### The data
___
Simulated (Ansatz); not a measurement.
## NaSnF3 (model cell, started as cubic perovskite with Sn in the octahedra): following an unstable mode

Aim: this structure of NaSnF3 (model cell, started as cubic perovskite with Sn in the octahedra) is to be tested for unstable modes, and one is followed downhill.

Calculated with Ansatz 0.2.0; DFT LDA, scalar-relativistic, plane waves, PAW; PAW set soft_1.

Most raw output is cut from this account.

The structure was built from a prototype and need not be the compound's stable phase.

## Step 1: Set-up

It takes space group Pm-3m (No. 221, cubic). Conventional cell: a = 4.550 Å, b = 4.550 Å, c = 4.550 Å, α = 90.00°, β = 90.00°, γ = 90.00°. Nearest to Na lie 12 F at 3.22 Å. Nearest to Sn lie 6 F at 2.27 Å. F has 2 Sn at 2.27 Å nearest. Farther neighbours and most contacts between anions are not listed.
___

### Required action
All of the entries must be quoted exactly; please include each one.

### Response
Simulated (Ansatz); not a measurement.
## NaSnF3 (model cell, started as cubic perovskite with Sn in the octahedra): following an unstable mode

Aim: this structure of NaSnF3 (model cell, started as cubic perovskite with Sn in the octahedra) is to be tested for unstable modes, and one is followed downhill.

Calculated with Ansatz 0.2.0; DFT LDA, scalar-relativistic, plane waves, PAW; PAW set soft_1.

Most raw output is cut from this account.

The structure was built from a prototype and need not be the compound's stable phase.

## Step 1: Set-up

It takes space group Pm-3m (No. 221, cubic). Conventional cell: a = 4.550 Å, b = 4.550 Å, c = 4.550 Å, α = 90.00°, β = 90.00°, γ = 90.00°. Nearest to Na lie 12 F at 3.22 Å. Nearest to Sn lie 6 F at 2.27 Å. F has 2 Sn at 2.27 Å nearest. Farther neighbours and most contacts between anions are not listed.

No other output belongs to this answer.